Requirement »
Output the full listing exactly.

═════ Extracted entries ═════
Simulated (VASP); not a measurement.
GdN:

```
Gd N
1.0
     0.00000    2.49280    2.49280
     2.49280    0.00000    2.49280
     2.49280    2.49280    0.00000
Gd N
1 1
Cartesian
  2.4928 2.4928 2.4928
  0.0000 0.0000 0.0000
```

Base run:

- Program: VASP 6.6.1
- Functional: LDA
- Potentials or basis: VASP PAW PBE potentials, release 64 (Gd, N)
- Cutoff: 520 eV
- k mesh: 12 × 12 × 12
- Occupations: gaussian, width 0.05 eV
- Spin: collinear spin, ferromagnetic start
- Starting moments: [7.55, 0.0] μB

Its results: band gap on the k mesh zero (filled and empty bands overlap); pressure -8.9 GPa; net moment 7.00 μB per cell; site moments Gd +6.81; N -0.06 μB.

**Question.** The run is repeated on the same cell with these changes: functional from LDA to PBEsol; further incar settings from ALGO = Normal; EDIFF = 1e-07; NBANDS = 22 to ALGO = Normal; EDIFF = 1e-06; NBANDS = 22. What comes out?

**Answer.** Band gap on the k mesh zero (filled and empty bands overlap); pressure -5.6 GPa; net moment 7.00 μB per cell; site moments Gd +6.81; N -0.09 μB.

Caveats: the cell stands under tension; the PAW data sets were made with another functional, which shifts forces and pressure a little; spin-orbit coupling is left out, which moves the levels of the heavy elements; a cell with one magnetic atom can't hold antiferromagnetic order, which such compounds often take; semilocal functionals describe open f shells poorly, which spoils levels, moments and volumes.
═════

Exercise result »
Simulated (VASP); not a measurement.
GdN:

```
Gd N
1.0
     0.00000    2.49280    2.49280
     2.49280    0.00000    2.49280
     2.49280    2.49280    0.00000
Gd N
1 1
Cartesian
  2.4928 2.4928 2.4928
  0.0000 0.0000 0.0000
```

Base run:

- Program: VASP 6.6.1
- Functional: LDA
- Potentials or basis: VASP PAW PBE potentials, release 64 (Gd, N)
- Cutoff: 520 eV
- k mesh: 12 × 12 × 12
- Occupations: gaussian, width 0.05 eV
- Spin: collinear spin, ferromagnetic start
- Starting moments: [7.55, 0.0] μB

Its results: band gap on the k mesh zero (filled and empty bands overlap); pressure -8.9 GPa; net moment 7.00 μB per cell; site moments Gd +6.81; N -0.06 μB.

**Question.** The run is repeated on the same cell with these changes: functional from LDA to PBEsol; further incar settings from ALGO = Normal; EDIFF = 1e-07; NBANDS = 22 to ALGO = Normal; EDIFF = 1e-06; NBANDS = 22. What comes out?

**Answer.** Band gap on the k mesh zero (filled and empty bands overlap); pressure -5.6 GPa; net moment 7.00 μB per cell; site moments Gd +6.81; N -0.09 μB.

Caveats: the cell stands under tension; the PAW data sets were made with another functional, which shifts forces and pressure a little; spin-orbit coupling is left out, which moves the levels of the heavy elements; a cell with one magnetic atom can't hold antiferromagnetic order, which such compounds often take; semilocal functionals describe open f shells poorly, which spoils levels, moments and volumes.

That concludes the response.